**Data records**
════════════════════
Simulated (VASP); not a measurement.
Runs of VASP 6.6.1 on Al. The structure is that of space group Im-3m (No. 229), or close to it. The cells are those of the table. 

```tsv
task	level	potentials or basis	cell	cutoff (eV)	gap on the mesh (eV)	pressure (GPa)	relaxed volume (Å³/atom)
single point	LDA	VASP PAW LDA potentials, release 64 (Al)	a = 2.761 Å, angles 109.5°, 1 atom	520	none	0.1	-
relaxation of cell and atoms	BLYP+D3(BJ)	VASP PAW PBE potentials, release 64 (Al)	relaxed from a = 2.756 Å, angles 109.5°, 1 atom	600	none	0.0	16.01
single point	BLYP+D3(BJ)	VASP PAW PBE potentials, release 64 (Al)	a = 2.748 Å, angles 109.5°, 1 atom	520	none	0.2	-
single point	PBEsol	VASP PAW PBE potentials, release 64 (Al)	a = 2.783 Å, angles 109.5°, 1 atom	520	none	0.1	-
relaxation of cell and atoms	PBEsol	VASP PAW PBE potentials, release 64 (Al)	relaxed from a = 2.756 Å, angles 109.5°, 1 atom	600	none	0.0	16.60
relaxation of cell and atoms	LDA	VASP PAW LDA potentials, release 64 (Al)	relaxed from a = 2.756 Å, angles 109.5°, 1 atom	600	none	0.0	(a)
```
════════════════════

**Task item**
Please give every entry again, precisely as it appears.

**Response area**
Simulated (VASP); not a measurement.
Runs of VASP 6.6.1 on Al. The structure is that of space group Im-3m (No. 229), or close to it. The cells are those of the table. 

```tsv
task	level	potentials or basis	cell	cutoff (eV)	gap on the mesh (eV)	pressure (GPa)	relaxed volume (Å³/atom)
single point	LDA	VASP PAW LDA potentials, release 64 (Al)	a = 2.761 Å, angles 109.5°, 1 atom	520	none	0.1	-
relaxation of cell and atoms	BLYP+D3(BJ)	VASP PAW PBE potentials, release 64 (Al)	relaxed from a = 2.756 Å, angles 109.5°, 1 atom	600	none	0.0	16.01
single point	BLYP+D3(BJ)	VASP PAW PBE potentials, release 64 (Al)	a = 2.748 Å, angles 109.5°, 1 atom	520	none	0.2	-
single point	PBEsol	VASP PAW PBE potentials, release 64 (Al)	a = 2.783 Å, angles 109.5°, 1 atom	520	none	0.1	-
relaxation of cell and atoms	PBEsol	VASP PAW PBE potentials, release 64 (Al)	relaxed from a = 2.756 Å, angles 109.5°, 1 atom	600	none	0.0	16.60
relaxation of cell and atoms	LDA	VASP PAW LDA potentials, release 64 (Al)	relaxed from a = 2.756 Å, angles 109.5°, 1 atom	600	none	0.0	(a)
```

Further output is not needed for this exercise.